-- Supplied records follows --
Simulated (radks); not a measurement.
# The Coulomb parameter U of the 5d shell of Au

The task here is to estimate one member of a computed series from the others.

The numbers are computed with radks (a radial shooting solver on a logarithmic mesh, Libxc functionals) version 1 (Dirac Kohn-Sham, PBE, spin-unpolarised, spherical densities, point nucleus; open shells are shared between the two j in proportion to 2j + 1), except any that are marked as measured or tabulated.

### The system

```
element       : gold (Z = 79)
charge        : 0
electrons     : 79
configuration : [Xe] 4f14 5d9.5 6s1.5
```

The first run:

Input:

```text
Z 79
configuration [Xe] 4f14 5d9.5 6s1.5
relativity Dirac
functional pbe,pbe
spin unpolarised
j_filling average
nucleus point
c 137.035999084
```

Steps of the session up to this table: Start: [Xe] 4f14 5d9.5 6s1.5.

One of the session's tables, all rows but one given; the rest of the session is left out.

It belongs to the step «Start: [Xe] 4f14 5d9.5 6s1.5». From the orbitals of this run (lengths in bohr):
-- Supplied records concluded --

_Work task_: Your response should consist of the full listing, repeated exactly.

_Task solution_:
Simulated (radks); not a measurement.
# The Coulomb parameter U of the 5d shell of Au

The task here is to estimate one member of a computed series from the others.

The numbers are computed with radks (a radial shooting solver on a logarithmic mesh, Libxc functionals) version 1 (Dirac Kohn-Sham, PBE, spin-unpolarised, spherical densities, point nucleus; open shells are shared between the two j in proportion to 2j + 1), except any that are marked as measured or tabulated.

### The system

```
element       : gold (Z = 79)
charge        : 0
electrons     : 79
configuration : [Xe] 4f14 5d9.5 6s1.5
```

The first run:

Input:

```text
Z 79
configuration [Xe] 4f14 5d9.5 6s1.5
relativity Dirac
functional pbe,pbe
spin unpolarised
j_filling average
nucleus point
c 137.035999084
```

Steps of the session up to this table: Start: [Xe] 4f14 5d9.5 6s1.5.

One of the session's tables, all rows but one given; the rest of the session is left out.

It belongs to the step «Start: [Xe] 4f14 5d9.5 6s1.5». From the orbitals of this run (lengths in bohr):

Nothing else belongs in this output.